> [Material supplied]
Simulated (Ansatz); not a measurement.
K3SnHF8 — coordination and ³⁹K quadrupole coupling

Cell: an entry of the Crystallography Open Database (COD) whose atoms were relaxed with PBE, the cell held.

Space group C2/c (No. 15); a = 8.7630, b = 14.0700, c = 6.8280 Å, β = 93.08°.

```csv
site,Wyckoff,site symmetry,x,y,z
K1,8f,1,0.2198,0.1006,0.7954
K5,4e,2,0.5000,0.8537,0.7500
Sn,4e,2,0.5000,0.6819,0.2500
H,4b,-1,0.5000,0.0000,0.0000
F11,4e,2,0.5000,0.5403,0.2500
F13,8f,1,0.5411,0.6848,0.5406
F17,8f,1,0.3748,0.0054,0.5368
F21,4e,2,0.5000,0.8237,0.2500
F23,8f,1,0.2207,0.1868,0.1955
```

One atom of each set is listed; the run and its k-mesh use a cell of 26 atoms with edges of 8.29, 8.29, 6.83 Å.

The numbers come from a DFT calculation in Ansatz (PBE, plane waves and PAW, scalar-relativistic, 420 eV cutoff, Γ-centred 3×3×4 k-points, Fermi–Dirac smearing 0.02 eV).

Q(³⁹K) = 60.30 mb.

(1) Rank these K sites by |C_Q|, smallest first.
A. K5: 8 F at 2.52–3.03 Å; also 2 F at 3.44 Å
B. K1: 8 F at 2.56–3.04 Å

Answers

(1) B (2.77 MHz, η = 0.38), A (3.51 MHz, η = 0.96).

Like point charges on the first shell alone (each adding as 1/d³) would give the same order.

> [Work item] Return, line for line and unchanged, the data from its first line through the line containing "One atom of".

> [Task answer]
Simulated (Ansatz); not a measurement.
K3SnHF8 — coordination and ³⁹K quadrupole coupling

Cell: an entry of the Crystallography Open Database (COD) whose atoms were relaxed with PBE, the cell held.

Space group C2/c (No. 15); a = 8.7630, b = 14.0700, c = 6.8280 Å, β = 93.08°.

```csv
site,Wyckoff,site symmetry,x,y,z
K1,8f,1,0.2198,0.1006,0.7954
K5,4e,2,0.5000,0.8537,0.7500
Sn,4e,2,0.5000,0.6819,0.2500
H,4b,-1,0.5000,0.0000,0.0000
F11,4e,2,0.5000,0.5403,0.2500
F13,8f,1,0.5411,0.6848,0.5406
F17,8f,1,0.3748,0.0054,0.5368
F21,4e,2,0.5000,0.8237,0.2500
F23,8f,1,0.2207,0.1868,0.1955
```

One atom of each set is listed; the run and its k-mesh use a cell of 26 atoms with edges of 8.29, 8.29, 6.83 Å.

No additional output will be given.